▬▬▬▬▬▬▬▬▬▬

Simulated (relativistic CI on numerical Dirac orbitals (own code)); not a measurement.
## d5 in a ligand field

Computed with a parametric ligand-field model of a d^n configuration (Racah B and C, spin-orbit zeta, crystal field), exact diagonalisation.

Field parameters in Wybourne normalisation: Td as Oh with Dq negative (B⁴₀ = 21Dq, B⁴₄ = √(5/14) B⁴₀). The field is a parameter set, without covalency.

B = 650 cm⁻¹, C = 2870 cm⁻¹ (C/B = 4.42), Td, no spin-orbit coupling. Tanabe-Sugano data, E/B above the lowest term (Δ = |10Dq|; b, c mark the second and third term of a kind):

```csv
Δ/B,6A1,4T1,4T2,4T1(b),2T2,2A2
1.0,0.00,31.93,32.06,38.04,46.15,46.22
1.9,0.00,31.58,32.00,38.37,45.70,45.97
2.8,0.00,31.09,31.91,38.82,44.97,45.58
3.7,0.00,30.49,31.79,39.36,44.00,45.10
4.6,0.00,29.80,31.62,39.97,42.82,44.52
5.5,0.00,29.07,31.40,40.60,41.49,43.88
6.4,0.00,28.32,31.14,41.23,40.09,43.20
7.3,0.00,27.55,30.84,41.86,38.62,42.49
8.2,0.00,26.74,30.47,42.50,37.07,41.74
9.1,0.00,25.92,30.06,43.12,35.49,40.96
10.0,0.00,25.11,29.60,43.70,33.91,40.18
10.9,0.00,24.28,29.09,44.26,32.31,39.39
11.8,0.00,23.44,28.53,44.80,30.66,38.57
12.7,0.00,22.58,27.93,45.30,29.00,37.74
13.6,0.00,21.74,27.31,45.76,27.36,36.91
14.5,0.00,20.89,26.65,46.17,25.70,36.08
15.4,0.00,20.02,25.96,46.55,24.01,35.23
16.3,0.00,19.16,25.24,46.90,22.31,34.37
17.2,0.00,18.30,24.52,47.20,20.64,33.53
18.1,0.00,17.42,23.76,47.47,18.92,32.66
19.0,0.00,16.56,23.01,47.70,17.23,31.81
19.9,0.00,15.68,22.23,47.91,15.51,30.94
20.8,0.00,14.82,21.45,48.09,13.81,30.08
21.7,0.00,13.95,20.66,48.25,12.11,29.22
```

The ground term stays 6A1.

▬▬▬▬▬▬▬▬▬▬

WORK ITEM: Repeat only the lines above, from the first line of the entries through the line that contains "Computed with a", including both ends.

ANSWER BOX:
Simulated (relativistic CI on numerical Dirac orbitals (own code)); not a measurement.
## d5 in a ligand field

Computed with a parametric ligand-field model of a d^n configuration (Racah B and C, spin-orbit zeta, crystal field), exact diagonalisation.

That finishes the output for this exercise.